-------------------------

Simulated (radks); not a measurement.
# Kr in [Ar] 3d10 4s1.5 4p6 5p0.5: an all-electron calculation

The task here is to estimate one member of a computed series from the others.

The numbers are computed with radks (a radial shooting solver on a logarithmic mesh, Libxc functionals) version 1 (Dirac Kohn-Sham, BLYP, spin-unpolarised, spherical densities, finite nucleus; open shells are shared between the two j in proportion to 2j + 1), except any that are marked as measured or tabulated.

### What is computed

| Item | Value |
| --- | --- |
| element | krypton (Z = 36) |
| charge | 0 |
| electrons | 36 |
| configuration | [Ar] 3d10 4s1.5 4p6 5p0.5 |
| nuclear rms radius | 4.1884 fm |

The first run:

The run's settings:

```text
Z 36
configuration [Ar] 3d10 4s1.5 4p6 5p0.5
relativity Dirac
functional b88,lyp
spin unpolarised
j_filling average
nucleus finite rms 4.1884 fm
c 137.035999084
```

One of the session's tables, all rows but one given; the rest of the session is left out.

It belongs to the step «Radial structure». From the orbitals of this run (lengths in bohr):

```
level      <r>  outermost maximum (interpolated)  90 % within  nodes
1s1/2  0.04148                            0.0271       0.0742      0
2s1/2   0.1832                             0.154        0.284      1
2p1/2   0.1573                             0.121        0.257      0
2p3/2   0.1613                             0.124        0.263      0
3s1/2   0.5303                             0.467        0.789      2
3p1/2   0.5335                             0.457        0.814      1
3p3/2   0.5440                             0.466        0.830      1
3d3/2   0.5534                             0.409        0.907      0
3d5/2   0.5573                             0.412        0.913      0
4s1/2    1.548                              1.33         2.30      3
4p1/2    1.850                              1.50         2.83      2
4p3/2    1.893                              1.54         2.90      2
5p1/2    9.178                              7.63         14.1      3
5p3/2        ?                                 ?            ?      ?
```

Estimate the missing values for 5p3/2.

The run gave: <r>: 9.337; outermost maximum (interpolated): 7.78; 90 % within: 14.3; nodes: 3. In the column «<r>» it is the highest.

-------------------------

* [Exercise]
Nothing but the lines from the start of the data through the line holding "The task here" should be restated, and each one exactly.

* [Exercise answer]
Simulated (radks); not a measurement.
# Kr in [Ar] 3d10 4s1.5 4p6 5p0.5: an all-electron calculation

The task here is to estimate one member of a computed series from the others.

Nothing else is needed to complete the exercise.